*DATA UNDER STUDY:*
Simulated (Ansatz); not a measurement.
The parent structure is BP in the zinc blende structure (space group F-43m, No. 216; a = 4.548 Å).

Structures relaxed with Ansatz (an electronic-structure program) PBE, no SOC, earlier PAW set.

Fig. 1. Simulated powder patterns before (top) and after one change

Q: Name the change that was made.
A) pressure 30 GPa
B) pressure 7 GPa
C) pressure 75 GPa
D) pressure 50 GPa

*ACTIVITY:* All of the material above must be transcribed exactly, with no line dropped.

*WRITTEN SOLUTION:*
Simulated (Ansatz); not a measurement.
The parent structure is BP in the zinc blende structure (space group F-43m, No. 216; a = 4.548 Å).

Structures relaxed with Ansatz (an electronic-structure program) PBE, no SOC, earlier PAW set.

Fig. 1. Simulated powder patterns before (top) and after one change

Q: Name the change that was made.
A) pressure 30 GPa
B) pressure 7 GPa
C) pressure 75 GPa
D) pressure 50 GPa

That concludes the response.